§ WORK ITEM: All lines of the listing below are to be printed again exactly.

<<<<
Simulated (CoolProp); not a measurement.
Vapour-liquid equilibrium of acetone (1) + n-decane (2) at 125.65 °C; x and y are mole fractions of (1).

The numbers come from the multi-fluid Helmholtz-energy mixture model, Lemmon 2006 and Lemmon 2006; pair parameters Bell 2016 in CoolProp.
>>>>

§ WRITTEN REPLY:
Simulated (CoolProp); not a measurement.
Vapour-liquid equilibrium of acetone (1) + n-decane (2) at 125.65 °C; x and y are mole fractions of (1).

The numbers come from the multi-fluid Helmholtz-energy mixture model, Lemmon 2006 and Lemmon 2006; pair parameters Bell 2016 in CoolProp.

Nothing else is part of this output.